### Task item
Reproduce all the data, character for character.

*** Block opens ***

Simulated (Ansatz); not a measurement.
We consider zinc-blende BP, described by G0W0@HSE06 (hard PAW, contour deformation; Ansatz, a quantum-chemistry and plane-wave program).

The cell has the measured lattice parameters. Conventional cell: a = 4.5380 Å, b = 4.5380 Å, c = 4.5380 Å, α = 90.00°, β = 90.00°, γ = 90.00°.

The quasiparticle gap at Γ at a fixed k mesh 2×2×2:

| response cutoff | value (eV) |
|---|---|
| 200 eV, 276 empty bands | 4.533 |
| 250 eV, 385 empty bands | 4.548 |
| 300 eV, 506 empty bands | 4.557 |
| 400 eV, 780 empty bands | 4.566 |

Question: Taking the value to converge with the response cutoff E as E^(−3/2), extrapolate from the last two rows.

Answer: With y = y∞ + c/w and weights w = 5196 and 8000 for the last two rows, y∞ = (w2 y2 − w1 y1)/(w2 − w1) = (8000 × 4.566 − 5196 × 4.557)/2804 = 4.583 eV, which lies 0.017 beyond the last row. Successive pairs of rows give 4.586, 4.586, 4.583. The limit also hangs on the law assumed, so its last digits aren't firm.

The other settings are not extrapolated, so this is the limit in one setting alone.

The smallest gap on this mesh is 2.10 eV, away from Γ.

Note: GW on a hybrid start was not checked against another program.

*** Block closes ***

### Task result
Simulated (Ansatz); not a measurement.
We consider zinc-blende BP, described by G0W0@HSE06 (hard PAW, contour deformation; Ansatz, a quantum-chemistry and plane-wave program).

The cell has the measured lattice parameters. Conventional cell: a = 4.5380 Å, b = 4.5380 Å, c = 4.5380 Å, α = 90.00°, β = 90.00°, γ = 90.00°.

The quasiparticle gap at Γ at a fixed k mesh 2×2×2:

| response cutoff | value (eV) |
|---|---|
| 200 eV, 276 empty bands | 4.533 |
| 250 eV, 385 empty bands | 4.548 |
| 300 eV, 506 empty bands | 4.557 |
| 400 eV, 780 empty bands | 4.566 |

Question: Taking the value to converge with the response cutoff E as E^(−3/2), extrapolate from the last two rows.

Answer: With y = y∞ + c/w and weights w = 5196 and 8000 for the last two rows, y∞ = (w2 y2 − w1 y1)/(w2 − w1) = (8000 × 4.566 − 5196 × 4.557)/2804 = 4.583 eV, which lies 0.017 beyond the last row. Successive pairs of rows give 4.586, 4.586, 4.583. The limit also hangs on the law assumed, so its last digits aren't firm.

The other settings are not extrapolated, so this is the limit in one setting alone.

The smallest gap on this mesh is 2.10 eV, away from Γ.

Note: GW on a hybrid start was not checked against another program.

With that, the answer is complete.